#### Records shown
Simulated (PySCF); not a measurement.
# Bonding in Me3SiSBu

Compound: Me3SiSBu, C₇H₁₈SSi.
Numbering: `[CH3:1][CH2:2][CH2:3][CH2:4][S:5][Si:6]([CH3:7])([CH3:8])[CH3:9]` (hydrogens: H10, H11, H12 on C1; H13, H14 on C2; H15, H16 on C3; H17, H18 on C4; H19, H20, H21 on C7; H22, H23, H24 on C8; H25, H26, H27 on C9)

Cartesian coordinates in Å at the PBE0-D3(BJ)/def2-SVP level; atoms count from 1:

#### Work instruction
Repeat the full set of records exactly.

#### Answer section
Simulated (PySCF); not a measurement.
# Bonding in Me3SiSBu

Compound: Me3SiSBu, C₇H₁₈SSi.
Numbering: `[CH3:1][CH2:2][CH2:3][CH2:4][S:5][Si:6]([CH3:7])([CH3:8])[CH3:9]` (hydrogens: H10, H11, H12 on C1; H13, H14 on C2; H15, H16 on C3; H17, H18 on C4; H19, H20, H21 on C7; H22, H23, H24 on C8; H25, H26, H27 on C9)

Cartesian coordinates in Å at the PBE0-D3(BJ)/def2-SVP level; atoms count from 1:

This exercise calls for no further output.